Print the whole listing below again, exactly as given.

+++

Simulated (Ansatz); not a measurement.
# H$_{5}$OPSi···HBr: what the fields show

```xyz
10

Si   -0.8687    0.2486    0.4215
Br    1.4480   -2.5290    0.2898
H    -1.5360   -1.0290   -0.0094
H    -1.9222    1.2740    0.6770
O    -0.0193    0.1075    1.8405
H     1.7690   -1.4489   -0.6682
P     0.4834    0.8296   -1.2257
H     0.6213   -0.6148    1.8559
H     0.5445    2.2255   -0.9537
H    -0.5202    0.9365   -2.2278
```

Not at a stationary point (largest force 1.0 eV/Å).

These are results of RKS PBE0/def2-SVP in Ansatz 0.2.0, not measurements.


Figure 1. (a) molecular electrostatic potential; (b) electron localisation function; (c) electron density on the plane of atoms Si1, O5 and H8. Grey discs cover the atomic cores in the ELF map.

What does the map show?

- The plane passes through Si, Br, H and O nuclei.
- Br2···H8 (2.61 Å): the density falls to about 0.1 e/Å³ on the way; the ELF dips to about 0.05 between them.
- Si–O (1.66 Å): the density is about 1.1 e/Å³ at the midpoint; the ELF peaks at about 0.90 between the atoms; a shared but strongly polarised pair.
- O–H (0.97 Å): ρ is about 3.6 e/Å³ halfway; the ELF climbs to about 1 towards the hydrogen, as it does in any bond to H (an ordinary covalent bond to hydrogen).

+++

(RESULT):
Simulated (Ansatz); not a measurement.
# H$_{5}$OPSi···HBr: what the fields show

```xyz
10

Si   -0.8687    0.2486    0.4215
Br    1.4480   -2.5290    0.2898
H    -1.5360   -1.0290   -0.0094
H    -1.9222    1.2740    0.6770
O    -0.0193    0.1075    1.8405
H     1.7690   -1.4489   -0.6682
P     0.4834    0.8296   -1.2257
H     0.6213   -0.6148    1.8559
H     0.5445    2.2255   -0.9537
H    -0.5202    0.9365   -2.2278
```

Not at a stationary point (largest force 1.0 eV/Å).

These are results of RKS PBE0/def2-SVP in Ansatz 0.2.0, not measurements.


Figure 1. (a) molecular electrostatic potential; (b) electron localisation function; (c) electron density on the plane of atoms Si1, O5 and H8. Grey discs cover the atomic cores in the ELF map.

What does the map show?

- The plane passes through Si, Br, H and O nuclei.
- Br2···H8 (2.61 Å): the density falls to about 0.1 e/Å³ on the way; the ELF dips to about 0.05 between them.
- Si–O (1.66 Å): the density is about 1.1 e/Å³ at the midpoint; the ELF peaks at about 0.90 between the atoms; a shared but strongly polarised pair.
- O–H (0.97 Å): ρ is about 3.6 e/Å³ halfway; the ELF climbs to about 1 towards the hydrogen, as it does in any bond to H (an ordinary covalent bond to hydrogen).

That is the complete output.